* [Required action]: Start with the first line of the data and end with the line that holds "the map shows.**"; write out each one exactly.

********
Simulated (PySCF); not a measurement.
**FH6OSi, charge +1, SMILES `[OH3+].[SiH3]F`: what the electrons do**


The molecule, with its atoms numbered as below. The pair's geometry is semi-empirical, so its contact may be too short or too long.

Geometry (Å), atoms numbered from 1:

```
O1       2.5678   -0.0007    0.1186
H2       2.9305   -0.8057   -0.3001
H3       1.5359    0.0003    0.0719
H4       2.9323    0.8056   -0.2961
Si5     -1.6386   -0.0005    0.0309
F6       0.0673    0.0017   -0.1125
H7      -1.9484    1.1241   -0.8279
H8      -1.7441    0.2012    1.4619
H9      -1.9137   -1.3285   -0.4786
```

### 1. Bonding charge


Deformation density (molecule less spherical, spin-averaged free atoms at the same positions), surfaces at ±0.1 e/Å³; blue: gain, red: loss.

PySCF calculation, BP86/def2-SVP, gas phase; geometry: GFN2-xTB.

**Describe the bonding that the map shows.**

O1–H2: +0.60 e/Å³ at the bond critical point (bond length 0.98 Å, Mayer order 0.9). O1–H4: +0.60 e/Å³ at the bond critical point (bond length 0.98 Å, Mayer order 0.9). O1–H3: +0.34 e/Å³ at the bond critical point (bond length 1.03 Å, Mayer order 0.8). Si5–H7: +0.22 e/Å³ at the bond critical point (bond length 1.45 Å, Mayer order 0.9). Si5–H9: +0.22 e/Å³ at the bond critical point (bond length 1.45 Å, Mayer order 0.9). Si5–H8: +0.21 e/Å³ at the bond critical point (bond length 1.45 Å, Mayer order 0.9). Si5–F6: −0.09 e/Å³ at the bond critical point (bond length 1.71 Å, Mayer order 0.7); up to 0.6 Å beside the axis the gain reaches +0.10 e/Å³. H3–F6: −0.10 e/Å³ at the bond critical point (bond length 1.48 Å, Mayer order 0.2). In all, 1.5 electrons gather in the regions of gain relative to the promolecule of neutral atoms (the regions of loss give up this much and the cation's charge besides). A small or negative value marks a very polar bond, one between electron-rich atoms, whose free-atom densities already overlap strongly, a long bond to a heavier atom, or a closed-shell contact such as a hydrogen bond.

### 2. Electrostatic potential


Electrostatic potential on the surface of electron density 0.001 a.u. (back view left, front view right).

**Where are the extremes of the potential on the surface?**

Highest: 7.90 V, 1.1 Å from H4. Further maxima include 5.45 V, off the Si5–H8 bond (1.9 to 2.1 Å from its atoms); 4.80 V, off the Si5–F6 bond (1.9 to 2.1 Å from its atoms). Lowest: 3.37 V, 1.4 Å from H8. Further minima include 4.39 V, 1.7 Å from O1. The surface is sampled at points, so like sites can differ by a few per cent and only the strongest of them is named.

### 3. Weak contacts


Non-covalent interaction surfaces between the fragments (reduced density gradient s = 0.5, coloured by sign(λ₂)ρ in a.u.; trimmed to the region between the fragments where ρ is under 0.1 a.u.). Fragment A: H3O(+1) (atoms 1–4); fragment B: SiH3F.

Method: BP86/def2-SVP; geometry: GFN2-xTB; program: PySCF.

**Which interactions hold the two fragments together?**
********

* [Task result]:
Simulated (PySCF); not a measurement.
**FH6OSi, charge +1, SMILES `[OH3+].[SiH3]F`: what the electrons do**


The molecule, with its atoms numbered as below. The pair's geometry is semi-empirical, so its contact may be too short or too long.

Geometry (Å), atoms numbered from 1:

```
O1       2.5678   -0.0007    0.1186
H2       2.9305   -0.8057   -0.3001
H3       1.5359    0.0003    0.0719
H4       2.9323    0.8056   -0.2961
Si5     -1.6386   -0.0005    0.0309
F6       0.0673    0.0017   -0.1125
H7      -1.9484    1.1241   -0.8279
H8      -1.7441    0.2012    1.4619
H9      -1.9137   -1.3285   -0.4786
```

### 1. Bonding charge


Deformation density (molecule less spherical, spin-averaged free atoms at the same positions), surfaces at ±0.1 e/Å³; blue: gain, red: loss.

PySCF calculation, BP86/def2-SVP, gas phase; geometry: GFN2-xTB.

**Describe the bonding that the map shows.**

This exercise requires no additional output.